Please retype, unchanged, each line from the top of the material below through the line where "(3) With PBE" appears.

━━━━━━━━━━━━━━━━━━━━
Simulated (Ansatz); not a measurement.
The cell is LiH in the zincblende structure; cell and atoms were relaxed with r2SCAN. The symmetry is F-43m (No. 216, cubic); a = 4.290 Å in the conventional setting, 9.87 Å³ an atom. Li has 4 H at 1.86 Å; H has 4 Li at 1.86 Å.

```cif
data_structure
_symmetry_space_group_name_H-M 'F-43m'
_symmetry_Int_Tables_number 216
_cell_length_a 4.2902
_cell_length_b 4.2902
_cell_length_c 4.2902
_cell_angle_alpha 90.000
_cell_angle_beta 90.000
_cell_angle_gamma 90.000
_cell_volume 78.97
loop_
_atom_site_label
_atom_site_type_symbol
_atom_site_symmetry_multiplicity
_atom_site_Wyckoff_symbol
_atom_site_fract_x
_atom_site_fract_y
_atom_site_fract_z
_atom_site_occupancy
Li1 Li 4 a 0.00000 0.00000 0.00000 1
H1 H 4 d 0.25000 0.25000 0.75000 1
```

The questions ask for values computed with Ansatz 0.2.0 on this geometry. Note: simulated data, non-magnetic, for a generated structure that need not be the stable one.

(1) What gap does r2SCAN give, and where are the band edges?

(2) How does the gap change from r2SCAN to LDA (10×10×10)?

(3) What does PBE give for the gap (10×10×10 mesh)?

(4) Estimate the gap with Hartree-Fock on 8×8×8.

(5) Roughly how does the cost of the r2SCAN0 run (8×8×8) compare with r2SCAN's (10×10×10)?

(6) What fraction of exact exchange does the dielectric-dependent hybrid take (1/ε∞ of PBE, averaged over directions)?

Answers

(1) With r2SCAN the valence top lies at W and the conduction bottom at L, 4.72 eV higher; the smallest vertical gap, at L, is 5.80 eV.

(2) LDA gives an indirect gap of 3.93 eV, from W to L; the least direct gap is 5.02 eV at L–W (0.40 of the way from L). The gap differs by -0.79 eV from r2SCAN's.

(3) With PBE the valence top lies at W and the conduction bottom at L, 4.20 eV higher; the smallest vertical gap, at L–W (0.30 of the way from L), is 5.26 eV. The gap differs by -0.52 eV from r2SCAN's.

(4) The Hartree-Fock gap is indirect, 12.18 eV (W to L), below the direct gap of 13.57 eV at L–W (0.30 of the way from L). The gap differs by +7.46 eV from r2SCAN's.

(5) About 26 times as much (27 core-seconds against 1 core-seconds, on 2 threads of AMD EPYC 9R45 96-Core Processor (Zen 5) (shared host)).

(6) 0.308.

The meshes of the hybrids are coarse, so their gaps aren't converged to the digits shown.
━━━━━━━━━━━━━━━━━━━━

**Exercise output**:
Simulated (Ansatz); not a measurement.
The cell is LiH in the zincblende structure; cell and atoms were relaxed with r2SCAN. The symmetry is F-43m (No. 216, cubic); a = 4.290 Å in the conventional setting, 9.87 Å³ an atom. Li has 4 H at 1.86 Å; H has 4 Li at 1.86 Å.

```cif
data_structure
_symmetry_space_group_name_H-M 'F-43m'
_symmetry_Int_Tables_number 216
_cell_length_a 4.2902
_cell_length_b 4.2902
_cell_length_c 4.2902
_cell_angle_alpha 90.000
_cell_angle_beta 90.000
_cell_angle_gamma 90.000
_cell_volume 78.97
loop_
_atom_site_label
_atom_site_type_symbol
_atom_site_symmetry_multiplicity
_atom_site_Wyckoff_symbol
_atom_site_fract_x
_atom_site_fract_y
_atom_site_fract_z
_atom_site_occupancy
Li1 Li 4 a 0.00000 0.00000 0.00000 1
H1 H 4 d 0.25000 0.25000 0.75000 1
```

The questions ask for values computed with Ansatz 0.2.0 on this geometry. Note: simulated data, non-magnetic, for a generated structure that need not be the stable one.

(1) What gap does r2SCAN give, and where are the band edges?

(2) How does the gap change from r2SCAN to LDA (10×10×10)?

(3) What does PBE give for the gap (10×10×10 mesh)?

(4) Estimate the gap with Hartree-Fock on 8×8×8.

(5) Roughly how does the cost of the r2SCAN0 run (8×8×8) compare with r2SCAN's (10×10×10)?

(6) What fraction of exact exchange does the dielectric-dependent hybrid take (1/ε∞ of PBE, averaged over directions)?

Answers

(1) With r2SCAN the valence top lies at W and the conduction bottom at L, 4.72 eV higher; the smallest vertical gap, at L, is 5.80 eV.

(2) LDA gives an indirect gap of 3.93 eV, from W to L; the least direct gap is 5.02 eV at L–W (0.40 of the way from L). The gap differs by -0.79 eV from r2SCAN's.

(3) With PBE the valence top lies at W and the conduction bottom at L, 4.20 eV higher; the smallest vertical gap, at L–W (0.30 of the way from L), is 5.26 eV. The gap differs by -0.52 eV from r2SCAN's.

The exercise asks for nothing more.